== Data ==
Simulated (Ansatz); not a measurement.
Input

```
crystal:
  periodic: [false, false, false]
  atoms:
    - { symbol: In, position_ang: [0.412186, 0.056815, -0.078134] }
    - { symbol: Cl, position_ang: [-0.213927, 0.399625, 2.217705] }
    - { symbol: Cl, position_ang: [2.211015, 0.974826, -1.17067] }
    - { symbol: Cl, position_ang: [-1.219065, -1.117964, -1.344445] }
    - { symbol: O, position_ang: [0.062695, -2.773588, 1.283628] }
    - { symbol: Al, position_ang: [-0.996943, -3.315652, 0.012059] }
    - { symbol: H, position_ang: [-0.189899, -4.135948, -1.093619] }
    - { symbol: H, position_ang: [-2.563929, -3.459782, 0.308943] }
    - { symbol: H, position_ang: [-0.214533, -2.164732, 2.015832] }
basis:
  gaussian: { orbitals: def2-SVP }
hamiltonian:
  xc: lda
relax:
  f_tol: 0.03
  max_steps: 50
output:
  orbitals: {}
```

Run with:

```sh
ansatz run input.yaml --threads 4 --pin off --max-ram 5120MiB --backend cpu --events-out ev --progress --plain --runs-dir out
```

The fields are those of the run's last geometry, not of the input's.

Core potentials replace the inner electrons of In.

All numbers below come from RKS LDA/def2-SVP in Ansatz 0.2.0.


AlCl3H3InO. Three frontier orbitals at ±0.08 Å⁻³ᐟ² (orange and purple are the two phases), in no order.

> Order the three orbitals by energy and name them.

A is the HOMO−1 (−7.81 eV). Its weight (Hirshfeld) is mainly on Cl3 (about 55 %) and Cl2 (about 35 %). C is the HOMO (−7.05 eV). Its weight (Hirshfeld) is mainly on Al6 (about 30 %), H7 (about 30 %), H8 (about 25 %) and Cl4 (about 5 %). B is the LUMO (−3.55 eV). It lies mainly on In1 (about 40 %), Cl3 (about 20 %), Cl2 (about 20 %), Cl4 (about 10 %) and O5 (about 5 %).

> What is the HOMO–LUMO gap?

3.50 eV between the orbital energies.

== Work order ==
From the line containing "All numbers below" down to the line containing "the HOMO–LUMO gap?" in the material above, reproduce every line exactly, including the two end lines.

== Written reply ==
All numbers below come from RKS LDA/def2-SVP in Ansatz 0.2.0.


AlCl3H3InO. Three frontier orbitals at ±0.08 Å⁻³ᐟ² (orange and purple are the two phases), in no order.

> Order the three orbitals by energy and name them.

A is the HOMO−1 (−7.81 eV). Its weight (Hirshfeld) is mainly on Cl3 (about 55 %) and Cl2 (about 35 %). C is the HOMO (−7.05 eV). Its weight (Hirshfeld) is mainly on Al6 (about 30 %), H7 (about 30 %), H8 (about 25 %) and Cl4 (about 5 %). B is the LUMO (−3.55 eV). It lies mainly on In1 (about 40 %), Cl3 (about 20 %), Cl2 (about 20 %), Cl4 (about 10 %) and O5 (about 5 %).

> What is the HOMO–LUMO gap?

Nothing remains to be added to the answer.